* [Required action]
The records that follow are to be transcribed word for word.

* [Data records]
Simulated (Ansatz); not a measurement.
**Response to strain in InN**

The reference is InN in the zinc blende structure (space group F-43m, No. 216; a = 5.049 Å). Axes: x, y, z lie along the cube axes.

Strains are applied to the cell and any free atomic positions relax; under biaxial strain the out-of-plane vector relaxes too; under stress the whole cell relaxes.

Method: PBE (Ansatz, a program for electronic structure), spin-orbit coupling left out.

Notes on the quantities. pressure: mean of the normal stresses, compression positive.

* [Task result]
Simulated (Ansatz); not a measurement.
**Response to strain in InN**

The reference is InN in the zinc blende structure (space group F-43m, No. 216; a = 5.049 Å). Axes: x, y, z lie along the cube axes.

Strains are applied to the cell and any free atomic positions relax; under biaxial strain the out-of-plane vector relaxes too; under stress the whole cell relaxes.

Method: PBE (Ansatz, a program for electronic structure), spin-orbit coupling left out.

Notes on the quantities. pressure: mean of the normal stresses, compression positive.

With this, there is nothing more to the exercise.